-- Source information follows --
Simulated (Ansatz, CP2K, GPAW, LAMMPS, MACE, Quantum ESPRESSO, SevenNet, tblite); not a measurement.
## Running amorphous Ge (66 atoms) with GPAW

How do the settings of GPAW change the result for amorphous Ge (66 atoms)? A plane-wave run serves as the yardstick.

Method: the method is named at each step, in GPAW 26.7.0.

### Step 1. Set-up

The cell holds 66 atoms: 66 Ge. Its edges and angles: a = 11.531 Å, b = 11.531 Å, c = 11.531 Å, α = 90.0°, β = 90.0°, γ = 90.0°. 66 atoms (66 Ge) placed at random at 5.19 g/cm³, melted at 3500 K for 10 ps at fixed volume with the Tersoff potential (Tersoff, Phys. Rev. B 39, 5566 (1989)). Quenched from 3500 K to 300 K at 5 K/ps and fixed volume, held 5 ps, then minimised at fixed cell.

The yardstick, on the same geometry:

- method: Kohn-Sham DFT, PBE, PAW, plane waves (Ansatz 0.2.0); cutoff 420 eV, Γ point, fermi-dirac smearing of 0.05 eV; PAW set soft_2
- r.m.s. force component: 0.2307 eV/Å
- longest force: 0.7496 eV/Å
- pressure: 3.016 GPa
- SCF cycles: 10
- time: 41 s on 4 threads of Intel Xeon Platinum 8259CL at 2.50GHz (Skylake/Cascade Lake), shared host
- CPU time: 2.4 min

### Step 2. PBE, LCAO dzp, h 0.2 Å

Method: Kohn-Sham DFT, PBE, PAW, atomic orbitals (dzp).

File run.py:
-- Source information concluded --

Work item >> Output exactly one stretch of the listing: from the line containing "### Step 2. PBE, LCAO dzp, h 0.2 Å" through the line containing "Method: Kohn-Sham DFT, PBE, PAW, atomic", both end lines included.

Exercise answer >>
### Step 2. PBE, LCAO dzp, h 0.2 Å

Method: Kohn-Sham DFT, PBE, PAW, atomic orbitals (dzp).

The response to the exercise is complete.